» **Work request**
Please retype the material beneath this task exactly, starting with its first line and finishing with the line containing "length for 100 mV/V = 35.94 nm".

» **Extracted records**
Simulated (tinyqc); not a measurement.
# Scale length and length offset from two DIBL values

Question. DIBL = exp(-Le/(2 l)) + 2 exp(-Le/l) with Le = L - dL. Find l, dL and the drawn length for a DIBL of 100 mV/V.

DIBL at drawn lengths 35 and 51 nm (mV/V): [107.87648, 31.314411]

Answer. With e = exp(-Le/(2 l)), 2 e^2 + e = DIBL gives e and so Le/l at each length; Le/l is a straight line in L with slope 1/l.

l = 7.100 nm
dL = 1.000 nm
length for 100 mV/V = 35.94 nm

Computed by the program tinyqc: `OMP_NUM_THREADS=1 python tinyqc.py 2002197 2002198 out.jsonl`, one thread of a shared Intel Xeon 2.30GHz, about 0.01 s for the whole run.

» **Written solution**
Simulated (tinyqc); not a measurement.
# Scale length and length offset from two DIBL values

Question. DIBL = exp(-Le/(2 l)) + 2 exp(-Le/l) with Le = L - dL. Find l, dL and the drawn length for a DIBL of 100 mV/V.

DIBL at drawn lengths 35 and 51 nm (mV/V): [107.87648, 31.314411]

Answer. With e = exp(-Le/(2 l)), 2 e^2 + e = DIBL gives e and so Le/l at each length; Le/l is a straight line in L with slope 1/l.

l = 7.100 nm
dL = 1.000 nm
length for 100 mV/V = 35.94 nm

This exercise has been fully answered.